> [Requirement]
Please write every entry out again, exactly as it reads below.

> [Records provided]
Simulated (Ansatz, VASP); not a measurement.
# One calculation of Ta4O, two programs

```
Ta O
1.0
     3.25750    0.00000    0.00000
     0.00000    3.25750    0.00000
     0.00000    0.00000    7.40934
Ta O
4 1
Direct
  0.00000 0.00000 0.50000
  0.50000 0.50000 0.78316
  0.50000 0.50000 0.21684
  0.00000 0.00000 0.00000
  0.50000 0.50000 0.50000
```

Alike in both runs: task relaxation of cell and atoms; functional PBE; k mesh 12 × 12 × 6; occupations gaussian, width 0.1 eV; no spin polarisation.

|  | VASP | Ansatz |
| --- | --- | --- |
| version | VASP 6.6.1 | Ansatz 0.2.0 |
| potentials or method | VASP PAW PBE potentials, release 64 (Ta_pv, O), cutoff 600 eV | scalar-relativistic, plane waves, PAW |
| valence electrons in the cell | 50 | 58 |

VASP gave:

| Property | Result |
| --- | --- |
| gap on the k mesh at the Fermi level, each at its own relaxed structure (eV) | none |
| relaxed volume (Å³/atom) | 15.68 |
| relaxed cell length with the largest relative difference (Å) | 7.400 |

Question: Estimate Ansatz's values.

> [Your response]
Simulated (Ansatz, VASP); not a measurement.
# One calculation of Ta4O, two programs

```
Ta O
1.0
     3.25750    0.00000    0.00000
     0.00000    3.25750    0.00000
     0.00000    0.00000    7.40934
Ta O
4 1
Direct
  0.00000 0.00000 0.50000
  0.50000 0.50000 0.78316
  0.50000 0.50000 0.21684
  0.00000 0.00000 0.00000
  0.50000 0.50000 0.50000
```

Alike in both runs: task relaxation of cell and atoms; functional PBE; k mesh 12 × 12 × 6; occupations gaussian, width 0.1 eV; no spin polarisation.

|  | VASP | Ansatz |
| --- | --- | --- |
| version | VASP 6.6.1 | Ansatz 0.2.0 |
| potentials or method | VASP PAW PBE potentials, release 64 (Ta_pv, O), cutoff 600 eV | scalar-relativistic, plane waves, PAW |
| valence electrons in the cell | 50 | 58 |

VASP gave:

| Property | Result |
| --- | --- |
| gap on the k mesh at the Fermi level, each at its own relaxed structure (eV) | none |
| relaxed volume (Å³/atom) | 15.68 |
| relaxed cell length with the largest relative difference (Å) | 7.400 |

Question: Estimate Ansatz's values.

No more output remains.